■ **Listed records**:
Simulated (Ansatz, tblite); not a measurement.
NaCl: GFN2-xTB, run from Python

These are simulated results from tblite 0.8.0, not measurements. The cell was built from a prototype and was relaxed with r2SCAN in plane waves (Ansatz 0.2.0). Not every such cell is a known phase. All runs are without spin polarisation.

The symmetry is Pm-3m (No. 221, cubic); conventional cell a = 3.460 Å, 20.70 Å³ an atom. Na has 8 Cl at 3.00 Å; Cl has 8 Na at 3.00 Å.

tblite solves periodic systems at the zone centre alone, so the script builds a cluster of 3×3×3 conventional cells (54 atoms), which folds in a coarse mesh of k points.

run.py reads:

■ **Work task**:
An exact transcript of all the records is the expected result.

■ **Response**:
Simulated (Ansatz, tblite); not a measurement.
NaCl: GFN2-xTB, run from Python

These are simulated results from tblite 0.8.0, not measurements. The cell was built from a prototype and was relaxed with r2SCAN in plane waves (Ansatz 0.2.0). Not every such cell is a known phase. All runs are without spin polarisation.

The symmetry is Pm-3m (No. 221, cubic); conventional cell a = 3.460 Å, 20.70 Å³ an atom. Na has 8 Cl at 3.00 Å; Cl has 8 Na at 3.00 Å.

tblite solves periodic systems at the zone centre alone, so the script builds a cluster of 3×3×3 conventional cells (54 atoms), which folds in a coarse mesh of k points.

run.py reads:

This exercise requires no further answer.